Segment Open
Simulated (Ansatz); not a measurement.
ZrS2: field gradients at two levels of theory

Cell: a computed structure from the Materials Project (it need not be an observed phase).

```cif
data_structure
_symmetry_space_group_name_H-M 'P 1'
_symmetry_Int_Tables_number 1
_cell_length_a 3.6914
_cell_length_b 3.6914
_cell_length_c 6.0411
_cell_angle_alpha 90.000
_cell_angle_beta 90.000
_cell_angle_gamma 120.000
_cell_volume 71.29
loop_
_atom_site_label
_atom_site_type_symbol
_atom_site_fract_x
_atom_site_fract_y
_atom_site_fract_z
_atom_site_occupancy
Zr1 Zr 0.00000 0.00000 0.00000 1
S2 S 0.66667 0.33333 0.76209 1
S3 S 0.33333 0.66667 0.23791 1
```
Segment Closed

Action item: Every line of the records above needs to be given again exactly.

Your solution:
Simulated (Ansatz); not a measurement.
ZrS2: field gradients at two levels of theory

Cell: a computed structure from the Materials Project (it need not be an observed phase).

```cif
data_structure
_symmetry_space_group_name_H-M 'P 1'
_symmetry_Int_Tables_number 1
_cell_length_a 3.6914
_cell_length_b 3.6914
_cell_length_c 6.0411
_cell_angle_alpha 90.000
_cell_angle_beta 90.000
_cell_angle_gamma 120.000
_cell_volume 71.29
loop_
_atom_site_label
_atom_site_type_symbol
_atom_site_fract_x
_atom_site_fract_y
_atom_site_fract_z
_atom_site_occupancy
Zr1 Zr 0.00000 0.00000 0.00000 1
S2 S 0.66667 0.33333 0.76209 1
S3 S 0.33333 0.66667 0.23791 1
```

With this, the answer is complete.